[Opening EXTRACTED INFORMATION section]
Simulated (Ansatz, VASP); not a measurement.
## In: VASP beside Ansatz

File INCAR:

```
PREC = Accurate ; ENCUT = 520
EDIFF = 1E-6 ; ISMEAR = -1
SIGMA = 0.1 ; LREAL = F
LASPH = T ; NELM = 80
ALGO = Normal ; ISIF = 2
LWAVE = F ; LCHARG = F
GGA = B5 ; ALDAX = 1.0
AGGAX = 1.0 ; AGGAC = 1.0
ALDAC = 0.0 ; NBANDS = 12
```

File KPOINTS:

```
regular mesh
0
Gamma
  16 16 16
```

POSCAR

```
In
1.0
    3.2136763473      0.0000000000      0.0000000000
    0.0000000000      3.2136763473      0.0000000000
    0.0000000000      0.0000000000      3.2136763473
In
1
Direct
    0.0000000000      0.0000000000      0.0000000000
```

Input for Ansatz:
[Closing EXTRACTED INFORMATION section]

EXERCISE
Set every record down again, exactly as given.

TASK RESPONSE
Simulated (Ansatz, VASP); not a measurement.
## In: VASP beside Ansatz

File INCAR:

```
PREC = Accurate ; ENCUT = 520
EDIFF = 1E-6 ; ISMEAR = -1
SIGMA = 0.1 ; LREAL = F
LASPH = T ; NELM = 80
ALGO = Normal ; ISIF = 2
LWAVE = F ; LCHARG = F
GGA = B5 ; ALDAX = 1.0
AGGAX = 1.0 ; AGGAC = 1.0
ALDAC = 0.0 ; NBANDS = 12
```

File KPOINTS:

```
regular mesh
0
Gamma
  16 16 16
```

POSCAR

```
In
1.0
    3.2136763473      0.0000000000      0.0000000000
    0.0000000000      3.2136763473      0.0000000000
    0.0000000000      0.0000000000      3.2136763473
In
1
Direct
    0.0000000000      0.0000000000      0.0000000000
```

Input for Ansatz:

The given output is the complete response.